■ **Information supplied**:
※
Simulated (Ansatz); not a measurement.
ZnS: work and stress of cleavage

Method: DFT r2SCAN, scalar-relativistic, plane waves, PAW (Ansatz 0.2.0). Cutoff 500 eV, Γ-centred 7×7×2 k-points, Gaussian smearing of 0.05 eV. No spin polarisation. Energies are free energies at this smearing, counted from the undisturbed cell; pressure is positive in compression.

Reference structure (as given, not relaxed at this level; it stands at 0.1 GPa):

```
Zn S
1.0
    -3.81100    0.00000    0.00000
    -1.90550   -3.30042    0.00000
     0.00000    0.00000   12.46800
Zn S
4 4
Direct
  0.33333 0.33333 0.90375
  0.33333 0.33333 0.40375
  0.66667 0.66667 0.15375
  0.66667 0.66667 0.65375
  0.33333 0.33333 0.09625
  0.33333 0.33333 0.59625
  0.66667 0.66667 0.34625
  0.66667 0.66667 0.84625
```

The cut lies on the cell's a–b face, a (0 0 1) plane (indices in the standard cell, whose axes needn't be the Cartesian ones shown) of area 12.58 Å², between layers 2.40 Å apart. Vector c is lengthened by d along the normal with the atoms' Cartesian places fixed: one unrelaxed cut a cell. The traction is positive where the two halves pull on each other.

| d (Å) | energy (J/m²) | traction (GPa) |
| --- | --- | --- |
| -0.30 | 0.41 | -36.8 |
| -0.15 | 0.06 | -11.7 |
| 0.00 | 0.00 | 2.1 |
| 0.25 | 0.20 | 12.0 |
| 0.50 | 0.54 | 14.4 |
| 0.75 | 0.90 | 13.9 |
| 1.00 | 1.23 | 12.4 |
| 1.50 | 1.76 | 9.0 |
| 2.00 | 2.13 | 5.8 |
※

■ **Work item**:
Please transcribe the data above without changes, from its first line to its "1.76 | 9.0 |" line, and leave out anything past that.

■ **Exercise answer**:
Simulated (Ansatz); not a measurement.
ZnS: work and stress of cleavage

Method: DFT r2SCAN, scalar-relativistic, plane waves, PAW (Ansatz 0.2.0). Cutoff 500 eV, Γ-centred 7×7×2 k-points, Gaussian smearing of 0.05 eV. No spin polarisation. Energies are free energies at this smearing, counted from the undisturbed cell; pressure is positive in compression.

Reference structure (as given, not relaxed at this level; it stands at 0.1 GPa):

```
Zn S
1.0
    -3.81100    0.00000    0.00000
    -1.90550   -3.30042    0.00000
     0.00000    0.00000   12.46800
Zn S
4 4
Direct
  0.33333 0.33333 0.90375
  0.33333 0.33333 0.40375
  0.66667 0.66667 0.15375
  0.66667 0.66667 0.65375
  0.33333 0.33333 0.09625
  0.33333 0.33333 0.59625
  0.66667 0.66667 0.34625
  0.66667 0.66667 0.84625
```

The cut lies on the cell's a–b face, a (0 0 1) plane (indices in the standard cell, whose axes needn't be the Cartesian ones shown) of area 12.58 Å², between layers 2.40 Å apart. Vector c is lengthened by d along the normal with the atoms' Cartesian places fixed: one unrelaxed cut a cell. The traction is positive where the two halves pull on each other.

| d (Å) | energy (J/m²) | traction (GPa) |
| --- | --- | --- |
| -0.30 | 0.41 | -36.8 |
| -0.15 | 0.06 | -11.7 |
| 0.00 | 0.00 | 2.1 |
| 0.25 | 0.20 | 12.0 |
| 0.50 | 0.54 | 14.4 |
| 0.75 | 0.90 | 13.9 |
| 1.00 | 1.23 | 12.4 |
| 1.50 | 1.76 | 9.0 |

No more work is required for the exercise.